** Dataset excerpts follows **

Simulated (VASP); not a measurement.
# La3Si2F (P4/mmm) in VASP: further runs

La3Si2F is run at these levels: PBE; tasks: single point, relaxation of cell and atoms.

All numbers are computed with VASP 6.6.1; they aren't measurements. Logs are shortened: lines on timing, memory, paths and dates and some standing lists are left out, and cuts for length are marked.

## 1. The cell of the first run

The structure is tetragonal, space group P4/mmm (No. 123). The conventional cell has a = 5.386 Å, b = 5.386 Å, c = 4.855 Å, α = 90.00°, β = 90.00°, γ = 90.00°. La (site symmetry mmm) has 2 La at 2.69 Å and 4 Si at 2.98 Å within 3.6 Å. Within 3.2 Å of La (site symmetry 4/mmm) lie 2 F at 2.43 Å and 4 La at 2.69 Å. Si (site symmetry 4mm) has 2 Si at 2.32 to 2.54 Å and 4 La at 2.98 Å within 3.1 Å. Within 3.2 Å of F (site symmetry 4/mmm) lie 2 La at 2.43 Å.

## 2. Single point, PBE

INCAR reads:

** End of Dataset excerpts **

## Assigned task:
Without changing anything, quote the lines from the top of the data to the line that contains "## 1. The cell of the first run", including that line.

## Task answer:
Simulated (VASP); not a measurement.
# La3Si2F (P4/mmm) in VASP: further runs

La3Si2F is run at these levels: PBE; tasks: single point, relaxation of cell and atoms.

All numbers are computed with VASP 6.6.1; they aren't measurements. Logs are shortened: lines on timing, memory, paths and dates and some standing lists are left out, and cuts for length are marked.

## 1. The cell of the first run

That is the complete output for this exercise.